Exactly as written, print each record in the listing.

· · ·

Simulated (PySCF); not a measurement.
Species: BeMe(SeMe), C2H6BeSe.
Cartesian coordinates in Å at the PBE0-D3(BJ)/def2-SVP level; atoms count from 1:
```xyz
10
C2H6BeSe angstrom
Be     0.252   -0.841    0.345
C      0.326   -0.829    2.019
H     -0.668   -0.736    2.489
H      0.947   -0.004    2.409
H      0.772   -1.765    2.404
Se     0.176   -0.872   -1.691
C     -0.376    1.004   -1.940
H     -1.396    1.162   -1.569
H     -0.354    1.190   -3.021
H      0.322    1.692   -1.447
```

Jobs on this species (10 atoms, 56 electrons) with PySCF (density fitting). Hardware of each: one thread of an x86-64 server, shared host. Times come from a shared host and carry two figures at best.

· · ·

> _WRITTEN SOLUTION_:
Simulated (PySCF); not a measurement.
Species: BeMe(SeMe), C2H6BeSe.
Cartesian coordinates in Å at the PBE0-D3(BJ)/def2-SVP level; atoms count from 1:
```xyz
10
C2H6BeSe angstrom
Be     0.252   -0.841    0.345
C      0.326   -0.829    2.019
H     -0.668   -0.736    2.489
H      0.947   -0.004    2.409
H      0.772   -1.765    2.404
Se     0.176   -0.872   -1.691
C     -0.376    1.004   -1.940
H     -1.396    1.162   -1.569
H     -0.354    1.190   -3.021
H      0.322    1.692   -1.447
```

Jobs on this species (10 atoms, 56 electrons) with PySCF (density fitting). Hardware of each: one thread of an x86-64 server, shared host. Times come from a shared host and carry two figures at best.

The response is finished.